* [Work item]:
What follows is a listing. Return every line of it exactly.

* [Data to examine]:

-*-

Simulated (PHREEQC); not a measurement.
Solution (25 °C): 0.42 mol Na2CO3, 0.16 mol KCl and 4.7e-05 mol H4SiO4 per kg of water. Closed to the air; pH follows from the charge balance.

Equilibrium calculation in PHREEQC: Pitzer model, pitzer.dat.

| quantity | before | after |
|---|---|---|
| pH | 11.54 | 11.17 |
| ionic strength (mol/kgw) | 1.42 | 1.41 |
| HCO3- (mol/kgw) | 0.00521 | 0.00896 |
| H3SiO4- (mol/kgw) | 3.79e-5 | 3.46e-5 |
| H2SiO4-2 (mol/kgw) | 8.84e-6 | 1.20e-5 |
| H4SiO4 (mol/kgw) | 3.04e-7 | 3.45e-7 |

-*-

* [Answer space]:
Simulated (PHREEQC); not a measurement.
Solution (25 °C): 0.42 mol Na2CO3, 0.16 mol KCl and 4.7e-05 mol H4SiO4 per kg of water. Closed to the air; pH follows from the charge balance.

Equilibrium calculation in PHREEQC: Pitzer model, pitzer.dat.

| quantity | before | after |
|---|---|---|
| pH | 11.54 | 11.17 |
| ionic strength (mol/kgw) | 1.42 | 1.41 |
| HCO3- (mol/kgw) | 0.00521 | 0.00896 |
| H3SiO4- (mol/kgw) | 3.79e-5 | 3.46e-5 |
| H2SiO4-2 (mol/kgw) | 8.84e-6 | 1.20e-5 |
| H4SiO4 (mol/kgw) | 3.04e-7 | 3.45e-7 |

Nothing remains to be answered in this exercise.